The response should consist of the data reproduced word for word.

* * * * * * * * *

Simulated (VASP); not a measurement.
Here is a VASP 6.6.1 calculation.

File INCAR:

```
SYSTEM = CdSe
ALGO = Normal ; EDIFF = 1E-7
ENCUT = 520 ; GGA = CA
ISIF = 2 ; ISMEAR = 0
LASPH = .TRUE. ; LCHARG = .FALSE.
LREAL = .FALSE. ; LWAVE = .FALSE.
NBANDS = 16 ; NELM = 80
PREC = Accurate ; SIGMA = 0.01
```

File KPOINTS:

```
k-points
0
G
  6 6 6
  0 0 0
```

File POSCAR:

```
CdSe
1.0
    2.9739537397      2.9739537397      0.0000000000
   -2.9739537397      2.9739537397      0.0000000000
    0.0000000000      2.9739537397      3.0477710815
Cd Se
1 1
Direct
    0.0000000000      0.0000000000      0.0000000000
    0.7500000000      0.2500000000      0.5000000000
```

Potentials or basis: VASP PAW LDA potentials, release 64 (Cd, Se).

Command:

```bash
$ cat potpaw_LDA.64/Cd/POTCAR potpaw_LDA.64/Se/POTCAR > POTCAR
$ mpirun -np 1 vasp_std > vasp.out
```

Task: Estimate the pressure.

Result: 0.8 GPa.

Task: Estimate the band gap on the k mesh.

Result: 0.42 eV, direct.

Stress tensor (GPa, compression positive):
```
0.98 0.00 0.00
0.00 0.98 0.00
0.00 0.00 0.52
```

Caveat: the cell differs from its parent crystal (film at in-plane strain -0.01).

* * * * * * * * *

▶ [TASK ANSWER]
Simulated (VASP); not a measurement.
Here is a VASP 6.6.1 calculation.

File INCAR:

```
SYSTEM = CdSe
ALGO = Normal ; EDIFF = 1E-7
ENCUT = 520 ; GGA = CA
ISIF = 2 ; ISMEAR = 0
LASPH = .TRUE. ; LCHARG = .FALSE.
LREAL = .FALSE. ; LWAVE = .FALSE.
NBANDS = 16 ; NELM = 80
PREC = Accurate ; SIGMA = 0.01
```

File KPOINTS:

```
k-points
0
G
  6 6 6
  0 0 0
```

File POSCAR:

```
CdSe
1.0
    2.9739537397      2.9739537397      0.0000000000
   -2.9739537397      2.9739537397      0.0000000000
    0.0000000000      2.9739537397      3.0477710815
Cd Se
1 1
Direct
    0.0000000000      0.0000000000      0.0000000000
    0.7500000000      0.2500000000      0.5000000000
```

Potentials or basis: VASP PAW LDA potentials, release 64 (Cd, Se).

Command:

```bash
$ cat potpaw_LDA.64/Cd/POTCAR potpaw_LDA.64/Se/POTCAR > POTCAR
$ mpirun -np 1 vasp_std > vasp.out
```

Task: Estimate the pressure.

Result: 0.8 GPa.

Task: Estimate the band gap on the k mesh.

Result: 0.42 eV, direct.

Stress tensor (GPa, compression positive):
```
0.98 0.00 0.00
0.00 0.98 0.00
0.00 0.00 0.52
```

Caveat: the cell differs from its parent crystal (film at in-plane strain -0.01).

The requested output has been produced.